★ ★ ★ ★ ★

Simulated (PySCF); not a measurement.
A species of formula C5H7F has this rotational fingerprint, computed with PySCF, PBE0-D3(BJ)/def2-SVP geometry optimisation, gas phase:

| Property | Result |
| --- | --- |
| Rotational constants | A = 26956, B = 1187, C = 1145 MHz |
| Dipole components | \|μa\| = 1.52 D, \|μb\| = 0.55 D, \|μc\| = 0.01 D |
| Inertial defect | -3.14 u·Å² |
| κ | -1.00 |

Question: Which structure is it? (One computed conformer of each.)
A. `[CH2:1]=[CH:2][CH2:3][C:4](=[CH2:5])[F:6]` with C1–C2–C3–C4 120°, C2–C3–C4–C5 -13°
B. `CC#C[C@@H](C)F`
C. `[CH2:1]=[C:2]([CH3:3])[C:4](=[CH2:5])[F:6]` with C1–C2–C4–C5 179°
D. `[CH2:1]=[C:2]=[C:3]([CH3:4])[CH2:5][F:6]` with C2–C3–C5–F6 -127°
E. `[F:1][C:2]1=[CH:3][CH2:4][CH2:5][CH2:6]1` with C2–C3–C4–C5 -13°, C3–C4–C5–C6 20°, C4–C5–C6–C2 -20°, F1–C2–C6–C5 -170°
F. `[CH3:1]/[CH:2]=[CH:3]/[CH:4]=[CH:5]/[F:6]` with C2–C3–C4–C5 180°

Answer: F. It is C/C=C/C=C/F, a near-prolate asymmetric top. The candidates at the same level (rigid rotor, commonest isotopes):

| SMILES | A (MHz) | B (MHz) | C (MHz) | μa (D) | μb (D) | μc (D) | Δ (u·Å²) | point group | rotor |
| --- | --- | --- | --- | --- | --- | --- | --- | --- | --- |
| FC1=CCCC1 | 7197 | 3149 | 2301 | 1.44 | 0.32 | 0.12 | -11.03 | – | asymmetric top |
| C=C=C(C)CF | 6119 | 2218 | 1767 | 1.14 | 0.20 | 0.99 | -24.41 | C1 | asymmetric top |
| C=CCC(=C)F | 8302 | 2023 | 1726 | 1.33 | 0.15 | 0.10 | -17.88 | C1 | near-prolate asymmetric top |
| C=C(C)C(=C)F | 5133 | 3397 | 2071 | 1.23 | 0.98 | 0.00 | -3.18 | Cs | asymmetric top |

★ ★ ★ ★ ★

- _Work request_
Go through the listing above and write out exactly the lines starting with the one holding "D, \|μc\| = 0.01 D |" and running through the one holding "with C2–C3–C4–C5 180°", ends included, and no others.

- _Answer area_
| Dipole components | \|μa\| = 1.52 D, \|μb\| = 0.55 D, \|μc\| = 0.01 D |
| Inertial defect | -3.14 u·Å² |
| κ | -1.00 |

Question: Which structure is it? (One computed conformer of each.)
A. `[CH2:1]=[CH:2][CH2:3][C:4](=[CH2:5])[F:6]` with C1–C2–C3–C4 120°, C2–C3–C4–C5 -13°
B. `CC#C[C@@H](C)F`
C. `[CH2:1]=[C:2]([CH3:3])[C:4](=[CH2:5])[F:6]` with C1–C2–C4–C5 179°
D. `[CH2:1]=[C:2]=[C:3]([CH3:4])[CH2:5][F:6]` with C2–C3–C5–F6 -127°
E. `[F:1][C:2]1=[CH:3][CH2:4][CH2:5][CH2:6]1` with C2–C3–C4–C5 -13°, C3–C4–C5–C6 20°, C4–C5–C6–C2 -20°, F1–C2–C6–C5 -170°
F. `[CH3:1]/[CH:2]=[CH:3]/[CH:4]=[CH:5]/[F:6]` with C2–C3–C4–C5 180°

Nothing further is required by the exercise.